▸ Work order: Using the data that follows, return exactly the lines from the one that contains "Harmonic wavenumbers (cm⁻¹)" through the one that contains "Task: What does", ends included.

***
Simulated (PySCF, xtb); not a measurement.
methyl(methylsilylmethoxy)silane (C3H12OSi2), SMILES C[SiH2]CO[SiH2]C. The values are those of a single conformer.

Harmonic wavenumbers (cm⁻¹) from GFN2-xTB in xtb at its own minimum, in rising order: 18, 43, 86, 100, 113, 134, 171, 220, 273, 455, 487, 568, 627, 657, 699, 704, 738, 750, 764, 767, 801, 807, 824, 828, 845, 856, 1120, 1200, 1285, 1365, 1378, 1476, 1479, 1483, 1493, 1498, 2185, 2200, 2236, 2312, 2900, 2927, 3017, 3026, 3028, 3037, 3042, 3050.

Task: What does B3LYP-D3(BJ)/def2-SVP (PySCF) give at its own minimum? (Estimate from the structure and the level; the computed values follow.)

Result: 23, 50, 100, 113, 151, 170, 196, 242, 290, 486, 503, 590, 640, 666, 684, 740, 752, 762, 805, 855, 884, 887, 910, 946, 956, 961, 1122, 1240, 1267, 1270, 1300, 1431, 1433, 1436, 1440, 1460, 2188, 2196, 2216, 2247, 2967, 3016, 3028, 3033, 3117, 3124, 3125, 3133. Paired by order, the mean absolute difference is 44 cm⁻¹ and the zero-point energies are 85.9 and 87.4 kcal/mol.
***

▸ Your response:
Harmonic wavenumbers (cm⁻¹) from GFN2-xTB in xtb at its own minimum, in rising order: 18, 43, 86, 100, 113, 134, 171, 220, 273, 455, 487, 568, 627, 657, 699, 704, 738, 750, 764, 767, 801, 807, 824, 828, 845, 856, 1120, 1200, 1285, 1365, 1378, 1476, 1479, 1483, 1493, 1498, 2185, 2200, 2236, 2312, 2900, 2927, 3017, 3026, 3028, 3037, 3042, 3050.

Task: What does B3LYP-D3(BJ)/def2-SVP (PySCF) give at its own minimum? (Estimate from the structure and the level; the computed values follow.)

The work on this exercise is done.